● Task item: Nothing other than an exact copy of the records should be returned.

● Supplied records:
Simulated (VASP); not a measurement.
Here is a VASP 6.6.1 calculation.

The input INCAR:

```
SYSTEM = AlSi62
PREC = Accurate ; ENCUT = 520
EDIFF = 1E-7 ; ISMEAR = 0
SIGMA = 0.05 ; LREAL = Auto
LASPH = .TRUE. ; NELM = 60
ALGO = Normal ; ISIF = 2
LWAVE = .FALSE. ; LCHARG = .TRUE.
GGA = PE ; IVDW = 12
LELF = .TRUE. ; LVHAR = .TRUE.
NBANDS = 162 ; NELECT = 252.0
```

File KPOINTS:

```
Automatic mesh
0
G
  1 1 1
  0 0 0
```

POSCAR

● Reply:
Simulated (VASP); not a measurement.
Here is a VASP 6.6.1 calculation.

The input INCAR:

```
SYSTEM = AlSi62
PREC = Accurate ; ENCUT = 520
EDIFF = 1E-7 ; ISMEAR = 0
SIGMA = 0.05 ; LREAL = Auto
LASPH = .TRUE. ; NELM = 60
ALGO = Normal ; ISIF = 2
LWAVE = .FALSE. ; LCHARG = .TRUE.
GGA = PE ; IVDW = 12
LELF = .TRUE. ; LVHAR = .TRUE.
NBANDS = 162 ; NELECT = 252.0
```

File KPOINTS:

```
Automatic mesh
0
G
  1 1 1
  0 0 0
```

POSCAR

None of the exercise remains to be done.